__Supplied material__.
:::

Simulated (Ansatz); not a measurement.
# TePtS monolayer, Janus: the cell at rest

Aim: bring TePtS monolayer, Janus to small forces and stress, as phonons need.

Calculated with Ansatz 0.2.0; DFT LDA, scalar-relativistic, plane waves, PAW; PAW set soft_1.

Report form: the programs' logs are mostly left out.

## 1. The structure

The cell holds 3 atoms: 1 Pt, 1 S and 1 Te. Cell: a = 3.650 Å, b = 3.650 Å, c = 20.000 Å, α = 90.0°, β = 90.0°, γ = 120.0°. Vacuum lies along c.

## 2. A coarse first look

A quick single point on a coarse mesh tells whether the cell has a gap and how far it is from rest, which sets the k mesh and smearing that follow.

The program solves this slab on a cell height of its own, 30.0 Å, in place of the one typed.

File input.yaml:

:::

Copy the records exactly.

Simulated (Ansatz); not a measurement.
# TePtS monolayer, Janus: the cell at rest

Aim: bring TePtS monolayer, Janus to small forces and stress, as phonons need.

Calculated with Ansatz 0.2.0; DFT LDA, scalar-relativistic, plane waves, PAW; PAW set soft_1.

Report form: the programs' logs are mostly left out.

## 1. The structure

The cell holds 3 atoms: 1 Pt, 1 S and 1 Te. Cell: a = 3.650 Å, b = 3.650 Å, c = 20.000 Å, α = 90.0°, β = 90.0°, γ = 120.0°. Vacuum lies along c.

## 2. A coarse first look

A quick single point on a coarse mesh tells whether the cell has a gap and how far it is from rest, which sets the k mesh and smearing that follow.

The program solves this slab on a cell height of its own, 30.0 Å, in place of the one typed.

File input.yaml:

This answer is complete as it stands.